▶ [REQUIREMENT]
In exact form, set down only those lines of the material that run from its first line to the line with "Alike in both", inclusive.

▶ [RECORD EXTRACTS]
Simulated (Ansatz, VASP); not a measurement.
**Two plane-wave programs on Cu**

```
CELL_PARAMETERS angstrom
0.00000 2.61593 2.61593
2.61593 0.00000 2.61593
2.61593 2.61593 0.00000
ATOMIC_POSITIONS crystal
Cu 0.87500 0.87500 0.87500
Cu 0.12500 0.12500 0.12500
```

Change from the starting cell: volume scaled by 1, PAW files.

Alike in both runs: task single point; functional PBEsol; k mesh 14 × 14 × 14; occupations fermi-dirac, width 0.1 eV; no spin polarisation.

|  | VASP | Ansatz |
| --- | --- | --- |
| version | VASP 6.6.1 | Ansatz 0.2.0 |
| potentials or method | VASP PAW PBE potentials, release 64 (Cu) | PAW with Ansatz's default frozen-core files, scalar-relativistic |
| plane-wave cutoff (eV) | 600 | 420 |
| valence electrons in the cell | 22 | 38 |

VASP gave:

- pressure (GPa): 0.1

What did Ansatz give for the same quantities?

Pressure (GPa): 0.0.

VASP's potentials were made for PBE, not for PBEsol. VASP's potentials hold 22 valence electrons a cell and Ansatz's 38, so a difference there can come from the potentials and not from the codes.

▶ [YOUR RESPONSE]
Simulated (Ansatz, VASP); not a measurement.
**Two plane-wave programs on Cu**

```
CELL_PARAMETERS angstrom
0.00000 2.61593 2.61593
2.61593 0.00000 2.61593
2.61593 2.61593 0.00000
ATOMIC_POSITIONS crystal
Cu 0.87500 0.87500 0.87500
Cu 0.12500 0.12500 0.12500
```

Change from the starting cell: volume scaled by 1, PAW files.

Alike in both runs: task single point; functional PBEsol; k mesh 14 × 14 × 14; occupations fermi-dirac, width 0.1 eV; no spin polarisation.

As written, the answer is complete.